▶ **DATA PROVIDED**:
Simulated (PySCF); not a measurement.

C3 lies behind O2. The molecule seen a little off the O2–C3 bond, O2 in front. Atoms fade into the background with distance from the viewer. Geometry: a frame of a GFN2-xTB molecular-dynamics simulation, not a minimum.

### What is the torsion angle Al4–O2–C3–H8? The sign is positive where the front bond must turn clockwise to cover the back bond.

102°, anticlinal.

▶ **ASSIGNMENT**:
Please write out all of the records above, character for character.

▶ **EXERCISE SOLUTION**:
Simulated (PySCF); not a measurement.

C3 lies behind O2. The molecule seen a little off the O2–C3 bond, O2 in front. Atoms fade into the background with distance from the viewer. Geometry: a frame of a GFN2-xTB molecular-dynamics simulation, not a minimum.

### What is the torsion angle Al4–O2–C3–H8? The sign is positive where the front bond must turn clockwise to cover the back bond.

102°, anticlinal.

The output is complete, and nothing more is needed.